───── DATA PROVIDED ─────
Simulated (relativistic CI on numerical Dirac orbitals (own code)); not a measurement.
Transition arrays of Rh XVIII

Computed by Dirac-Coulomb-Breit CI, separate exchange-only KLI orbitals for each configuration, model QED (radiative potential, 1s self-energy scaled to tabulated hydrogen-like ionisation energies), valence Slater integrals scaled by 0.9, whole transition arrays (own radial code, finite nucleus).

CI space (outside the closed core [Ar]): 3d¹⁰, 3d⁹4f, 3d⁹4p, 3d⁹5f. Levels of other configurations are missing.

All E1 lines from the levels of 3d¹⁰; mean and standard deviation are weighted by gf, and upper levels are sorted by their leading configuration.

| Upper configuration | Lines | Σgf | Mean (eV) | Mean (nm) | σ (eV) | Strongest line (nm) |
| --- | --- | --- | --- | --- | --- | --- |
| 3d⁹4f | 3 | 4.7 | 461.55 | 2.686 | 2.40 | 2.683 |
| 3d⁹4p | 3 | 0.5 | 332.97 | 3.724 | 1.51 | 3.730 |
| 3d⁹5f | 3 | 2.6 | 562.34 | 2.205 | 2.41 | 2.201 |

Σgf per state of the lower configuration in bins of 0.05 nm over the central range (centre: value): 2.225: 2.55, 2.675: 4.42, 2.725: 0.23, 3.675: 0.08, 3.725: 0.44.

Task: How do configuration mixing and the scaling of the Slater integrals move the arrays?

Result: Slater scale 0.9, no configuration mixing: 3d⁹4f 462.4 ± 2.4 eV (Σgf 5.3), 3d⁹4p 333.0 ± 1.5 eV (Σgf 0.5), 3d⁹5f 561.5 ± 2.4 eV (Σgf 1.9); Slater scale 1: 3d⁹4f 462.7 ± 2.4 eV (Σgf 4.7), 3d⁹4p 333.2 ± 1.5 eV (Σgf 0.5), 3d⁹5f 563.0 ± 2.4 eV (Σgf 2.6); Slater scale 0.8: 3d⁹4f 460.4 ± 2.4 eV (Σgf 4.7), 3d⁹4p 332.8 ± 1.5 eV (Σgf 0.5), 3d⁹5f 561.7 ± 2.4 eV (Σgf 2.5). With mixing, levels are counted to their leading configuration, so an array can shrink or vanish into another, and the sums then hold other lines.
─────

§ **WORK ITEM**
Every line from the line containing "2.41 | 2.201 |" through the line containing "Task: How do" in the records above must be retyped exactly. Leave out the rest.

§ **WORKED SOLUTION**
| 3d⁹5f | 3 | 2.6 | 562.34 | 2.205 | 2.41 | 2.201 |

Σgf per state of the lower configuration in bins of 0.05 nm over the central range (centre: value): 2.225: 2.55, 2.675: 4.42, 2.725: 0.23, 3.675: 0.08, 3.725: 0.44.

Task: How do configuration mixing and the scaling of the Slater integrals move the arrays?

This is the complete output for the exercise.